Data extract:
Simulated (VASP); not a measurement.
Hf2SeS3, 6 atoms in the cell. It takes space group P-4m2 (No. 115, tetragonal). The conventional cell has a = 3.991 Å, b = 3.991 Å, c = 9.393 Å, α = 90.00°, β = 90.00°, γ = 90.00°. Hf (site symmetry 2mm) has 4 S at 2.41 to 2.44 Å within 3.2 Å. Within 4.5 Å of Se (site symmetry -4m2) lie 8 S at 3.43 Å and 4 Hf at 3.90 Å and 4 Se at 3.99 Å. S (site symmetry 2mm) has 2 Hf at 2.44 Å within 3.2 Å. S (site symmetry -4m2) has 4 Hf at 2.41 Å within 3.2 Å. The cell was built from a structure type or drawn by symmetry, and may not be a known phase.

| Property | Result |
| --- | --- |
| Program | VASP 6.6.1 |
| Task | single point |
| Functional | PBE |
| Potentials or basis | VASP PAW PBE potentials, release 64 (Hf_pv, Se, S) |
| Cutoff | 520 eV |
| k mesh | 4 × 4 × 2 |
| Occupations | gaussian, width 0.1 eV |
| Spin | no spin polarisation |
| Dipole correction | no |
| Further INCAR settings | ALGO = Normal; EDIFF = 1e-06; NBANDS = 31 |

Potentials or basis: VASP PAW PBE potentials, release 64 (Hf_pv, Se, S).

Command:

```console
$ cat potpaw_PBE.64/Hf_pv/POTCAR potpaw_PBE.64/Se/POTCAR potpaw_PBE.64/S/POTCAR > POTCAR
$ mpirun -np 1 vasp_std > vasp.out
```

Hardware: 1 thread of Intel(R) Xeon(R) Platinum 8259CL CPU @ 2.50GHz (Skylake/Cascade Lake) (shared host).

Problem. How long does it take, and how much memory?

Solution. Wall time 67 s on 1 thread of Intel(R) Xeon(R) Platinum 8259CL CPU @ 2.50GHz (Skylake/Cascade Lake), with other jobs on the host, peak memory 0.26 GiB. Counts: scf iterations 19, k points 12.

Work item: Extract from the listing above the lines between the line containing "Cutoff | 520 eV |" and the line containing "Problem. How long", keeping both of those lines. Output nothing else.

Response box:
| Cutoff | 520 eV |
| k mesh | 4 × 4 × 2 |
| Occupations | gaussian, width 0.1 eV |
| Spin | no spin polarisation |
| Dipole correction | no |
| Further INCAR settings | ALGO = Normal; EDIFF = 1e-06; NBANDS = 31 |

Potentials or basis: VASP PAW PBE potentials, release 64 (Hf_pv, Se, S).

Command:

```console
$ cat potpaw_PBE.64/Hf_pv/POTCAR potpaw_PBE.64/Se/POTCAR potpaw_PBE.64/S/POTCAR > POTCAR
$ mpirun -np 1 vasp_std > vasp.out
```

Hardware: 1 thread of Intel(R) Xeon(R) Platinum 8259CL CPU @ 2.50GHz (Skylake/Cascade Lake) (shared host).

Problem. How long does it take, and how much memory?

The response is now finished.